**Exercise data**.
—————
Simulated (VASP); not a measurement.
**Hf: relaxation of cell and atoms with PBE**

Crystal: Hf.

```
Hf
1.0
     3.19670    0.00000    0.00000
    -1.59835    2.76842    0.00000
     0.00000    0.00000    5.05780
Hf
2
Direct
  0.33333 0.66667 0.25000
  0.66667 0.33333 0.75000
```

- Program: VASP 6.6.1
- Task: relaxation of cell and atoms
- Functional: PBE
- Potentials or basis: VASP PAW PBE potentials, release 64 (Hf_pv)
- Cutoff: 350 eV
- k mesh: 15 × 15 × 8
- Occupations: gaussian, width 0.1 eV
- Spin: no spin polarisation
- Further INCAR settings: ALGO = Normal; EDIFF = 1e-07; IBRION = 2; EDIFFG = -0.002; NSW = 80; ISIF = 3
—————

**Work item**.
Retype the listing in full, keeping every word as it appears.

**Worked solution**.
Simulated (VASP); not a measurement.
**Hf: relaxation of cell and atoms with PBE**

Crystal: Hf.

```
Hf
1.0
     3.19670    0.00000    0.00000
    -1.59835    2.76842    0.00000
     0.00000    0.00000    5.05780
Hf
2
Direct
  0.33333 0.66667 0.25000
  0.66667 0.33333 0.75000
```

- Program: VASP 6.6.1
- Task: relaxation of cell and atoms
- Functional: PBE
- Potentials or basis: VASP PAW PBE potentials, release 64 (Hf_pv)
- Cutoff: 350 eV
- k mesh: 15 × 15 × 8
- Occupations: gaussian, width 0.1 eV
- Spin: no spin polarisation
- Further INCAR settings: ALGO = Normal; EDIFF = 1e-07; IBRION = 2; EDIFFG = -0.002; NSW = 80; ISIF = 3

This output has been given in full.